Work item
The line containing "The run prepares" marks the end: write out exactly every line from the first line of the data below through that line, and only those.

[Opening Exercise data section]

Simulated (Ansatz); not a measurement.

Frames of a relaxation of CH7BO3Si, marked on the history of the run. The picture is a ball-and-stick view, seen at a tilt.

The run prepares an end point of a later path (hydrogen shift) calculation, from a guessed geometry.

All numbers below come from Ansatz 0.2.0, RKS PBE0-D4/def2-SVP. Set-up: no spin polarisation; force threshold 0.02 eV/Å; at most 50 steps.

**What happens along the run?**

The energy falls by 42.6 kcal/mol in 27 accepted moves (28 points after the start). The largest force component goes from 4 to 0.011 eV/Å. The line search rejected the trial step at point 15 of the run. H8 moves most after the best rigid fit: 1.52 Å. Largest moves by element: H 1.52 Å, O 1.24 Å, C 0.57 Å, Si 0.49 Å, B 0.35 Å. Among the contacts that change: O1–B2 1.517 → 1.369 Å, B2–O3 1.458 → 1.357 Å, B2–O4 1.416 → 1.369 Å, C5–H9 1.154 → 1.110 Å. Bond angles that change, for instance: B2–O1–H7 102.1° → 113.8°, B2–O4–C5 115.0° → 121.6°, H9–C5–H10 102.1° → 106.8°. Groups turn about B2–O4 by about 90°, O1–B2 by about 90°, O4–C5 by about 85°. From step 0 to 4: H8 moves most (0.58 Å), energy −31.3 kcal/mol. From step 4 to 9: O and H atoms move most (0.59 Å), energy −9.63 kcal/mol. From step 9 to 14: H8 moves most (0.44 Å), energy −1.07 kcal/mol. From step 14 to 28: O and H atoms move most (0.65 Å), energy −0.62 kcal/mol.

[Closing Exercise data section]

Response area
Simulated (Ansatz); not a measurement.

Frames of a relaxation of CH7BO3Si, marked on the history of the run. The picture is a ball-and-stick view, seen at a tilt.

The run prepares an end point of a later path (hydrogen shift) calculation, from a guessed geometry.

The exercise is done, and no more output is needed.